- Opening Delimiter -

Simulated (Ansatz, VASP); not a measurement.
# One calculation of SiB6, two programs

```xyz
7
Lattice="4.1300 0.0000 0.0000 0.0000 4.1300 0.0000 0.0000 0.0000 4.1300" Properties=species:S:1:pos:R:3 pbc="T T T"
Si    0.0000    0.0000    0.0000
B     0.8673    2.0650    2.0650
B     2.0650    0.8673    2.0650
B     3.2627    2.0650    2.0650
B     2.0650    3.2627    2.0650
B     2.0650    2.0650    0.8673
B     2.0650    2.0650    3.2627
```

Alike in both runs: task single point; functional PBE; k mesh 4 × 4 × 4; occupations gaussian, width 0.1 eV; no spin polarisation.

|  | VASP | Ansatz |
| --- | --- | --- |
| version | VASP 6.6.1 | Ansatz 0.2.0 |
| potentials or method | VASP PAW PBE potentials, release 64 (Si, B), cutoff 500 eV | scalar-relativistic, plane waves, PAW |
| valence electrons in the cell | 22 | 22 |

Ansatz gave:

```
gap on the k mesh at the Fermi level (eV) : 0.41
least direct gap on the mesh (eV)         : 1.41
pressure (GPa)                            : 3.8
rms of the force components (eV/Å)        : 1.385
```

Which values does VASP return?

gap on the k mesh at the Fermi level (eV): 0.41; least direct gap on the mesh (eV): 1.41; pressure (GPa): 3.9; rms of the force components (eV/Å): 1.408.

- Closing Delimiter -

Work instruction: Each record above is to be reproduced exactly, in full.

Worked solution:
Simulated (Ansatz, VASP); not a measurement.
# One calculation of SiB6, two programs

```xyz
7
Lattice="4.1300 0.0000 0.0000 0.0000 4.1300 0.0000 0.0000 0.0000 4.1300" Properties=species:S:1:pos:R:3 pbc="T T T"
Si    0.0000    0.0000    0.0000
B     0.8673    2.0650    2.0650
B     2.0650    0.8673    2.0650
B     3.2627    2.0650    2.0650
B     2.0650    3.2627    2.0650
B     2.0650    2.0650    0.8673
B     2.0650    2.0650    3.2627
```

Alike in both runs: task single point; functional PBE; k mesh 4 × 4 × 4; occupations gaussian, width 0.1 eV; no spin polarisation.

|  | VASP | Ansatz |
| --- | --- | --- |
| version | VASP 6.6.1 | Ansatz 0.2.0 |
| potentials or method | VASP PAW PBE potentials, release 64 (Si, B), cutoff 500 eV | scalar-relativistic, plane waves, PAW |
| valence electrons in the cell | 22 | 22 |

Ansatz gave:

```
gap on the k mesh at the Fermi level (eV) : 0.41
least direct gap on the mesh (eV)         : 1.41
pressure (GPa)                            : 3.8
rms of the force components (eV/Å)        : 1.385
```

Which values does VASP return?

gap on the k mesh at the Fermi level (eV): 0.41; least direct gap on the mesh (eV): 1.41; pressure (GPa): 3.9; rms of the force components (eV/Å): 1.408.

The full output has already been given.